▶ Work task
Everything from the first line of the material below through the line containing "[Paths, hosts, dates, memory" must be retyped exactly, and nothing past it.

▶ Record set
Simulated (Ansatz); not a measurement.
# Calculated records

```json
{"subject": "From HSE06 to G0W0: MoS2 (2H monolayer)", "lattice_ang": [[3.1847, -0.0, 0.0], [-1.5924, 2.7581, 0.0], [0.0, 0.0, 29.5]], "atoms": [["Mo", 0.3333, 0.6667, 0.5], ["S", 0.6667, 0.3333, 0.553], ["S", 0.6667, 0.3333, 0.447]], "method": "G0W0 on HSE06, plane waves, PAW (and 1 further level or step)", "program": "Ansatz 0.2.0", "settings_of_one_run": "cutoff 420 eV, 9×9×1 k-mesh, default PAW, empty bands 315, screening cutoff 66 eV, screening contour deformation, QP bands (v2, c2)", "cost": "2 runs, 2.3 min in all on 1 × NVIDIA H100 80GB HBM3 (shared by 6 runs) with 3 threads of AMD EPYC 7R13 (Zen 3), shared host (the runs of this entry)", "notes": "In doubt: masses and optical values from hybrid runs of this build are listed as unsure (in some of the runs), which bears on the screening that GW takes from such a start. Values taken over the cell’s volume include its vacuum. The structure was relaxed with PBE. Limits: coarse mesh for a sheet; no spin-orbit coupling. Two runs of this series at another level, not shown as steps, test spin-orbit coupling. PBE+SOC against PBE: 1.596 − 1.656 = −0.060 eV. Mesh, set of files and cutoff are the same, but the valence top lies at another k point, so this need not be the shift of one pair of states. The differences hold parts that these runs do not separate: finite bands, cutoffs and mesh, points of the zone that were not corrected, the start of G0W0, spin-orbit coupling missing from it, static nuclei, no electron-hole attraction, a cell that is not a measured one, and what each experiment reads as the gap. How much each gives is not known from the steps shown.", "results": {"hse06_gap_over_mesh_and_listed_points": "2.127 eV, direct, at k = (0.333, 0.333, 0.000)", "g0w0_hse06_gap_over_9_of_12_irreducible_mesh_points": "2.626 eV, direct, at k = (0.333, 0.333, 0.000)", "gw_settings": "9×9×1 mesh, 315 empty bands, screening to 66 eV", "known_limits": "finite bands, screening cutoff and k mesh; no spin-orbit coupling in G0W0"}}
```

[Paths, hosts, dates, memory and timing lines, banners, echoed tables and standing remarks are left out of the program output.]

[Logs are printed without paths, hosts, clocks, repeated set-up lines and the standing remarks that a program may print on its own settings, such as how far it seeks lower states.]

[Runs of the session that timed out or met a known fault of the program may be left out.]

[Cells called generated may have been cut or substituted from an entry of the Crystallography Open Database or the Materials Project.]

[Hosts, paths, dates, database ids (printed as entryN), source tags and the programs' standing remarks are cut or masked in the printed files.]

▶ Answer space
Simulated (Ansatz); not a measurement.
# Calculated records

```json
{"subject": "From HSE06 to G0W0: MoS2 (2H monolayer)", "lattice_ang": [[3.1847, -0.0, 0.0], [-1.5924, 2.7581, 0.0], [0.0, 0.0, 29.5]], "atoms": [["Mo", 0.3333, 0.6667, 0.5], ["S", 0.6667, 0.3333, 0.553], ["S", 0.6667, 0.3333, 0.447]], "method": "G0W0 on HSE06, plane waves, PAW (and 1 further level or step)", "program": "Ansatz 0.2.0", "settings_of_one_run": "cutoff 420 eV, 9×9×1 k-mesh, default PAW, empty bands 315, screening cutoff 66 eV, screening contour deformation, QP bands (v2, c2)", "cost": "2 runs, 2.3 min in all on 1 × NVIDIA H100 80GB HBM3 (shared by 6 runs) with 3 threads of AMD EPYC 7R13 (Zen 3), shared host (the runs of this entry)", "notes": "In doubt: masses and optical values from hybrid runs of this build are listed as unsure (in some of the runs), which bears on the screening that GW takes from such a start. Values taken over the cell’s volume include its vacuum. The structure was relaxed with PBE. Limits: coarse mesh for a sheet; no spin-orbit coupling. Two runs of this series at another level, not shown as steps, test spin-orbit coupling. PBE+SOC against PBE: 1.596 − 1.656 = −0.060 eV. Mesh, set of files and cutoff are the same, but the valence top lies at another k point, so this need not be the shift of one pair of states. The differences hold parts that these runs do not separate: finite bands, cutoffs and mesh, points of the zone that were not corrected, the start of G0W0, spin-orbit coupling missing from it, static nuclei, no electron-hole attraction, a cell that is not a measured one, and what each experiment reads as the gap. How much each gives is not known from the steps shown.", "results": {"hse06_gap_over_mesh_and_listed_points": "2.127 eV, direct, at k = (0.333, 0.333, 0.000)", "g0w0_hse06_gap_over_9_of_12_irreducible_mesh_points": "2.626 eV, direct, at k = (0.333, 0.333, 0.000)", "gw_settings": "9×9×1 mesh, 315 empty bands, screening to 66 eV", "known_limits": "finite bands, screening cutoff and k mesh; no spin-orbit coupling in G0W0"}}
```

[Paths, hosts, dates, memory and timing lines, banners, echoed tables and standing remarks are left out of the program output.]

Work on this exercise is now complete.